## ASSIGNED TASK
Among the lines below, take the one holding "A calculation, not", the one holding "Settings shared by", and all lines between them. Set them down exactly.

## PROVIDED MATERIAL
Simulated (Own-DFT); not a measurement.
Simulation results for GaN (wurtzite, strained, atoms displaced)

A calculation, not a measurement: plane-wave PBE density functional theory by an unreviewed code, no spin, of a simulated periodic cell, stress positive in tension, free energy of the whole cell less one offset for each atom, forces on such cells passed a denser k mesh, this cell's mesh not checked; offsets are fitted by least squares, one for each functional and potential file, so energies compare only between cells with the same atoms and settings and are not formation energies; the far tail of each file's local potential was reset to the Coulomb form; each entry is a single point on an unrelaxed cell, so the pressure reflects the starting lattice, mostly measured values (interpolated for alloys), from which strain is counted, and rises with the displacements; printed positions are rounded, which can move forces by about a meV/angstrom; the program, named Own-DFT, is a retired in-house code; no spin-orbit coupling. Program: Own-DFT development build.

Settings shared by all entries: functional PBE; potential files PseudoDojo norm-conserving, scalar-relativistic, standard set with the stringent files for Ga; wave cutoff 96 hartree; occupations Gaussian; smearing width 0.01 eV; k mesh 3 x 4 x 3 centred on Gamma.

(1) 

## EXERCISE SOLUTION
A calculation, not a measurement: plane-wave PBE density functional theory by an unreviewed code, no spin, of a simulated periodic cell, stress positive in tension, free energy of the whole cell less one offset for each atom, forces on such cells passed a denser k mesh, this cell's mesh not checked; offsets are fitted by least squares, one for each functional and potential file, so energies compare only between cells with the same atoms and settings and are not formation energies; the far tail of each file's local potential was reset to the Coulomb form; each entry is a single point on an unrelaxed cell, so the pressure reflects the starting lattice, mostly measured values (interpolated for alloys), from which strain is counted, and rises with the displacements; printed positions are rounded, which can move forces by about a meV/angstrom; the program, named Own-DFT, is a retired in-house code; no spin-orbit coupling. Program: Own-DFT development build.

Settings shared by all entries: functional PBE; potential files PseudoDojo norm-conserving, scalar-relativistic, standard set with the stringent files for Ga; wave cutoff 96 hartree; occupations Gaussian; smearing width 0.01 eV; k mesh 3 x 4 x 3 centred on Gamma.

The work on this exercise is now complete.